# # # #

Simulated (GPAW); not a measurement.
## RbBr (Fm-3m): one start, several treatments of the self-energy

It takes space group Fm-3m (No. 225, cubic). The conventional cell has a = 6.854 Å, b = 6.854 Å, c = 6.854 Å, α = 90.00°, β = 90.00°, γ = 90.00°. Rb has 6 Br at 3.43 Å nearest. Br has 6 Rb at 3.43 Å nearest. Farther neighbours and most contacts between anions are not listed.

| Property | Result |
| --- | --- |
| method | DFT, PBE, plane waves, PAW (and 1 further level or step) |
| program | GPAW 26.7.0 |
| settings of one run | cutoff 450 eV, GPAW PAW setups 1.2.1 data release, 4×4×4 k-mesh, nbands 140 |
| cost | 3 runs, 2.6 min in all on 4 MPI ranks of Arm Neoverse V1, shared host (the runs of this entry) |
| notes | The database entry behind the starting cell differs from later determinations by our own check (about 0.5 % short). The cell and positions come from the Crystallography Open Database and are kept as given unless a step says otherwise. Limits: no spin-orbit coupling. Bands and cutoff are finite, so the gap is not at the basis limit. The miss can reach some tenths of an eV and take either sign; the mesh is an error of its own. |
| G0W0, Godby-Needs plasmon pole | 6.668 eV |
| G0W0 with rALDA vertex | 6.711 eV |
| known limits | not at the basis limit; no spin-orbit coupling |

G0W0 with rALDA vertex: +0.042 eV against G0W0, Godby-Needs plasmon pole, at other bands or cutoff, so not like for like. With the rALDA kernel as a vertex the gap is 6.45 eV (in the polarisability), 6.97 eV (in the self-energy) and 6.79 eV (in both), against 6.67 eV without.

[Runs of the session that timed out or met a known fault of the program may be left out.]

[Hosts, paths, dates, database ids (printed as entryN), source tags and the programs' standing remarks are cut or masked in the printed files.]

# # # #

Please copy, word for word, every line from the first line of the records through the line containing "[Runs of the", with both of those lines included and nothing else.

** Exercise output **
Simulated (GPAW); not a measurement.
## RbBr (Fm-3m): one start, several treatments of the self-energy

It takes space group Fm-3m (No. 225, cubic). The conventional cell has a = 6.854 Å, b = 6.854 Å, c = 6.854 Å, α = 90.00°, β = 90.00°, γ = 90.00°. Rb has 6 Br at 3.43 Å nearest. Br has 6 Rb at 3.43 Å nearest. Farther neighbours and most contacts between anions are not listed.

| Property | Result |
| --- | --- |
| method | DFT, PBE, plane waves, PAW (and 1 further level or step) |
| program | GPAW 26.7.0 |
| settings of one run | cutoff 450 eV, GPAW PAW setups 1.2.1 data release, 4×4×4 k-mesh, nbands 140 |
| cost | 3 runs, 2.6 min in all on 4 MPI ranks of Arm Neoverse V1, shared host (the runs of this entry) |
| notes | The database entry behind the starting cell differs from later determinations by our own check (about 0.5 % short). The cell and positions come from the Crystallography Open Database and are kept as given unless a step says otherwise. Limits: no spin-orbit coupling. Bands and cutoff are finite, so the gap is not at the basis limit. The miss can reach some tenths of an eV and take either sign; the mesh is an error of its own. |
| G0W0, Godby-Needs plasmon pole | 6.668 eV |
| G0W0 with rALDA vertex | 6.711 eV |
| known limits | not at the basis limit; no spin-orbit coupling |

G0W0 with rALDA vertex: +0.042 eV against G0W0, Godby-Needs plasmon pole, at other bands or cutoff, so not like for like. With the rALDA kernel as a vertex the gap is 6.45 eV (in the polarisability), 6.97 eV (in the self-energy) and 6.79 eV (in both), against 6.67 eV without.

[Runs of the session that timed out or met a known fault of the program may be left out.]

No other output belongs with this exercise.